## Assignment
Exactly reproduce the lines from the top of the entries below through the line containing "Atoms equivalent by", with both ends included.

## Stored data
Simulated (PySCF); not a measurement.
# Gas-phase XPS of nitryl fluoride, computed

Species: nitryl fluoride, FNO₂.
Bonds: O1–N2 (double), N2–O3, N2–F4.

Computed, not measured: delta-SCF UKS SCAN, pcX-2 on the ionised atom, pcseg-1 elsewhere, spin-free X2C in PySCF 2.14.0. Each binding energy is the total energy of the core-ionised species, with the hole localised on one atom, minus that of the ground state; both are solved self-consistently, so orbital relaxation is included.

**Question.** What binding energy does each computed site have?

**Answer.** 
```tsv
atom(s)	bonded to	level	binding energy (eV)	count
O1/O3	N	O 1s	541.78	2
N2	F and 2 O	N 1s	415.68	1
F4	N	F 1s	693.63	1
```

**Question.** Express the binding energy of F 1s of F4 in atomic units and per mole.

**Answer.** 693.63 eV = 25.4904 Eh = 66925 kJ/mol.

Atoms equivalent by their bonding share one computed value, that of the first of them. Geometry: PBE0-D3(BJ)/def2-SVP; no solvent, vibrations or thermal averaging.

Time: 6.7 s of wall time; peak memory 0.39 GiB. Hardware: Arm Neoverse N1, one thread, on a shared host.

## Answer space
Simulated (PySCF); not a measurement.
# Gas-phase XPS of nitryl fluoride, computed

Species: nitryl fluoride, FNO₂.
Bonds: O1–N2 (double), N2–O3, N2–F4.

Computed, not measured: delta-SCF UKS SCAN, pcX-2 on the ionised atom, pcseg-1 elsewhere, spin-free X2C in PySCF 2.14.0. Each binding energy is the total energy of the core-ionised species, with the hole localised on one atom, minus that of the ground state; both are solved self-consistently, so orbital relaxation is included.

**Question.** What binding energy does each computed site have?

**Answer.** 
```tsv
atom(s)	bonded to	level	binding energy (eV)	count
O1/O3	N	O 1s	541.78	2
N2	F and 2 O	N 1s	415.68	1
F4	N	F 1s	693.63	1
```

**Question.** Express the binding energy of F 1s of F4 in atomic units and per mole.

**Answer.** 693.63 eV = 25.4904 Eh = 66925 kJ/mol.

Atoms equivalent by their bonding share one computed value, that of the first of them. Geometry: PBE0-D3(BJ)/def2-SVP; no solvent, vibrations or thermal averaging.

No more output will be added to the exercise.